§ Activity
Return the records below character for character.

START Information shown

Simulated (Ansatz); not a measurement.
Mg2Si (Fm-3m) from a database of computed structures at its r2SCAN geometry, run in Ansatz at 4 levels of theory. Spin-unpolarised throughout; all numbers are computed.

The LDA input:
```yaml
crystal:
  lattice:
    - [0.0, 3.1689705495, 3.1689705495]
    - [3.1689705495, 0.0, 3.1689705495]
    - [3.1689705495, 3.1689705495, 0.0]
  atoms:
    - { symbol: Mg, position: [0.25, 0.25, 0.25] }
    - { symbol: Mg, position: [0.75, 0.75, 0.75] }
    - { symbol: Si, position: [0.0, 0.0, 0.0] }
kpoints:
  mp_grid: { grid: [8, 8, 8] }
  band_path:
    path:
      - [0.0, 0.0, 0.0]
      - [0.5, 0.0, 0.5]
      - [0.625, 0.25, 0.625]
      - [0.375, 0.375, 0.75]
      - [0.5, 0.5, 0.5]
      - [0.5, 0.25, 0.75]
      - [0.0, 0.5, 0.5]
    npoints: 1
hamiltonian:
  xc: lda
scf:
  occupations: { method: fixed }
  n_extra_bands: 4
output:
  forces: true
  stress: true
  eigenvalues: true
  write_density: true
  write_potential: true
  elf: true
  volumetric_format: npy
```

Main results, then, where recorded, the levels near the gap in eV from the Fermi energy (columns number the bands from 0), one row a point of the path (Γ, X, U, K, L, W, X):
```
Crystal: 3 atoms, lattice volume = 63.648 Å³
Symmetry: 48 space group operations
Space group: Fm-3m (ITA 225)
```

END Information shown

§ Task response
Simulated (Ansatz); not a measurement.
Mg2Si (Fm-3m) from a database of computed structures at its r2SCAN geometry, run in Ansatz at 4 levels of theory. Spin-unpolarised throughout; all numbers are computed.

The LDA input:
```yaml
crystal:
  lattice:
    - [0.0, 3.1689705495, 3.1689705495]
    - [3.1689705495, 0.0, 3.1689705495]
    - [3.1689705495, 3.1689705495, 0.0]
  atoms:
    - { symbol: Mg, position: [0.25, 0.25, 0.25] }
    - { symbol: Mg, position: [0.75, 0.75, 0.75] }
    - { symbol: Si, position: [0.0, 0.0, 0.0] }
kpoints:
  mp_grid: { grid: [8, 8, 8] }
  band_path:
    path:
      - [0.0, 0.0, 0.0]
      - [0.5, 0.0, 0.5]
      - [0.625, 0.25, 0.625]
      - [0.375, 0.375, 0.75]
      - [0.5, 0.5, 0.5]
      - [0.5, 0.25, 0.75]
      - [0.0, 0.5, 0.5]
    npoints: 1
hamiltonian:
  xc: lda
scf:
  occupations: { method: fixed }
  n_extra_bands: 4
output:
  forces: true
  stress: true
  eigenvalues: true
  write_density: true
  write_potential: true
  elf: true
  volumetric_format: npy
```

Main results, then, where recorded, the levels near the gap in eV from the Fermi energy (columns number the bands from 0), one row a point of the path (Γ, X, U, K, L, W, X):
```
Crystal: 3 atoms, lattice volume = 63.648 Å³
Symmetry: 48 space group operations
Space group: Fm-3m (ITA 225)
```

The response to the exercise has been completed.